Provided data:

*-*-*

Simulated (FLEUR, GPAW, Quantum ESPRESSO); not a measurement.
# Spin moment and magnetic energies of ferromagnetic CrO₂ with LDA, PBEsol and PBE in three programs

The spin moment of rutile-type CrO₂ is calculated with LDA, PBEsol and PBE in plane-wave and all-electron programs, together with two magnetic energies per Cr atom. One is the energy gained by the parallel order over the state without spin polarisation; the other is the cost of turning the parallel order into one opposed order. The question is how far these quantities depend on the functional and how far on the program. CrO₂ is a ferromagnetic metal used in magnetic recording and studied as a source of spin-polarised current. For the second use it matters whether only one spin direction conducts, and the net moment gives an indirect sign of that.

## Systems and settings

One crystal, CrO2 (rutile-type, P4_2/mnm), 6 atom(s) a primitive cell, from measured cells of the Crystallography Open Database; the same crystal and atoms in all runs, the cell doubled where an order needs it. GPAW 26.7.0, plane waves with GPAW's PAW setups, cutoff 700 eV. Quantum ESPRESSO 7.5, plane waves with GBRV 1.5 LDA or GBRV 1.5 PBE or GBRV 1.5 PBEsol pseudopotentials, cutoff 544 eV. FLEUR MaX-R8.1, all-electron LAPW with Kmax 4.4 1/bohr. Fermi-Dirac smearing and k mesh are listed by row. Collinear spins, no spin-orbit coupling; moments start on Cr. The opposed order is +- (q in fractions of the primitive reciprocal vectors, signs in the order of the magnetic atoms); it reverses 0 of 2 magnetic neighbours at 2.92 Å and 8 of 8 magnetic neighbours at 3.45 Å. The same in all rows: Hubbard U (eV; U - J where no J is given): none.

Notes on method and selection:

*-*-*

Action item:
Go through the records and repeat each one exactly as written.

Response box:
Simulated (FLEUR, GPAW, Quantum ESPRESSO); not a measurement.
# Spin moment and magnetic energies of ferromagnetic CrO₂ with LDA, PBEsol and PBE in three programs

The spin moment of rutile-type CrO₂ is calculated with LDA, PBEsol and PBE in plane-wave and all-electron programs, together with two magnetic energies per Cr atom. One is the energy gained by the parallel order over the state without spin polarisation; the other is the cost of turning the parallel order into one opposed order. The question is how far these quantities depend on the functional and how far on the program. CrO₂ is a ferromagnetic metal used in magnetic recording and studied as a source of spin-polarised current. For the second use it matters whether only one spin direction conducts, and the net moment gives an indirect sign of that.

## Systems and settings

One crystal, CrO2 (rutile-type, P4_2/mnm), 6 atom(s) a primitive cell, from measured cells of the Crystallography Open Database; the same crystal and atoms in all runs, the cell doubled where an order needs it. GPAW 26.7.0, plane waves with GPAW's PAW setups, cutoff 700 eV. Quantum ESPRESSO 7.5, plane waves with GBRV 1.5 LDA or GBRV 1.5 PBE or GBRV 1.5 PBEsol pseudopotentials, cutoff 544 eV. FLEUR MaX-R8.1, all-electron LAPW with Kmax 4.4 1/bohr. Fermi-Dirac smearing and k mesh are listed by row. Collinear spins, no spin-orbit coupling; moments start on Cr. The opposed order is +- (q in fractions of the primitive reciprocal vectors, signs in the order of the magnetic atoms); it reverses 0 of 2 magnetic neighbours at 2.92 Å and 8 of 8 magnetic neighbours at 3.45 Å. The same in all rows: Hubbard U (eV; U - J where no J is given): none.

Notes on method and selection:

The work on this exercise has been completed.